## Assigned task
Reproduce exactly the opening lines of the listing, stopping after the line that contains "Ansatz 0.2.0; Kohn-Sham" and including it.

## The data
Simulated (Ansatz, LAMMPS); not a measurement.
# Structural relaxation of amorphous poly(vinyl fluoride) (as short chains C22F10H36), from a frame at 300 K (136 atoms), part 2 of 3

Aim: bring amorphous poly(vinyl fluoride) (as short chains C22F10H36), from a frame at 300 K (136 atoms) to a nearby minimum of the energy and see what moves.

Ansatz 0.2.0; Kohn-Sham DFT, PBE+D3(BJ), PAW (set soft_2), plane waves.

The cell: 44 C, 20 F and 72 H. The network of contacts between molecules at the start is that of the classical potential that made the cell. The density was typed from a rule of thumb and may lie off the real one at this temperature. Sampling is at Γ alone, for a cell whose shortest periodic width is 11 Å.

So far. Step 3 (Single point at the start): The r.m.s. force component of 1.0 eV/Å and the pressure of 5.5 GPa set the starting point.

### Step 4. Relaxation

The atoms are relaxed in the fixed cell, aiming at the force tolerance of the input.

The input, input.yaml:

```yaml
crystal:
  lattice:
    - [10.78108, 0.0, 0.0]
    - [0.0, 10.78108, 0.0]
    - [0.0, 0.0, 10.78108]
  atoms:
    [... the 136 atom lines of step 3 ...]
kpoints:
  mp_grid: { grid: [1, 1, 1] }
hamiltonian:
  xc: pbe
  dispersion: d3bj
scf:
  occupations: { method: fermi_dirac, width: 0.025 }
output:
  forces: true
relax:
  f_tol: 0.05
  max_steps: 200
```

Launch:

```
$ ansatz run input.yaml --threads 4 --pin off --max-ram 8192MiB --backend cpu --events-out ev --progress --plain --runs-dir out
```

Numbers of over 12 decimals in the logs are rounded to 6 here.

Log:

## Your response
Simulated (Ansatz, LAMMPS); not a measurement.
# Structural relaxation of amorphous poly(vinyl fluoride) (as short chains C22F10H36), from a frame at 300 K (136 atoms), part 2 of 3

Aim: bring amorphous poly(vinyl fluoride) (as short chains C22F10H36), from a frame at 300 K (136 atoms) to a nearby minimum of the energy and see what moves.

Ansatz 0.2.0; Kohn-Sham DFT, PBE+D3(BJ), PAW (set soft_2), plane waves.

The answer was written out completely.